=== Brief ===
Write out the data below exactly, beginning with the first line and ending once the line that has "The reference is" is written.

<<<<

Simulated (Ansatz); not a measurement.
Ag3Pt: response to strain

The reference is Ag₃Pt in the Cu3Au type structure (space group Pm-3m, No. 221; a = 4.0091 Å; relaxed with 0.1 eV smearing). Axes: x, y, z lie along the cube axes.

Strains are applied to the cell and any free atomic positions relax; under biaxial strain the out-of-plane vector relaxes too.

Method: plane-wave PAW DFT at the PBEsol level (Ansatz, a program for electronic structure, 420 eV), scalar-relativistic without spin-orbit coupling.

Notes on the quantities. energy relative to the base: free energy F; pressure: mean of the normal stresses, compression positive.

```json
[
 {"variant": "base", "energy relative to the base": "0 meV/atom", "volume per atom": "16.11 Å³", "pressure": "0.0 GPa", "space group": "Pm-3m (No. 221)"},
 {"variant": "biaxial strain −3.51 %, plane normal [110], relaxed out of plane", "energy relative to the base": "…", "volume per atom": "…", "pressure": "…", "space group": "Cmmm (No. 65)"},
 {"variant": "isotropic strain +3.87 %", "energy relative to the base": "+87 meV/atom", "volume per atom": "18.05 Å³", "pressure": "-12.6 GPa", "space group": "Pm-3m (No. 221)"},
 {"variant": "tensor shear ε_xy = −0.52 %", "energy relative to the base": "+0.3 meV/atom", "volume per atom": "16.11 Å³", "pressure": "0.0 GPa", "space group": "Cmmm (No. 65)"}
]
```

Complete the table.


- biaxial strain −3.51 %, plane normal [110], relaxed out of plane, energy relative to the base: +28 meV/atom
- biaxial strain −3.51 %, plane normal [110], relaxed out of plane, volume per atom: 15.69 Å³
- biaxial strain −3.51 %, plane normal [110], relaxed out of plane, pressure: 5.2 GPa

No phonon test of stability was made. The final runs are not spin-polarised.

>>>>

=== Worked solution ===
Simulated (Ansatz); not a measurement.
Ag3Pt: response to strain

The reference is Ag₃Pt in the Cu3Au type structure (space group Pm-3m, No. 221; a = 4.0091 Å; relaxed with 0.1 eV smearing). Axes: x, y, z lie along the cube axes.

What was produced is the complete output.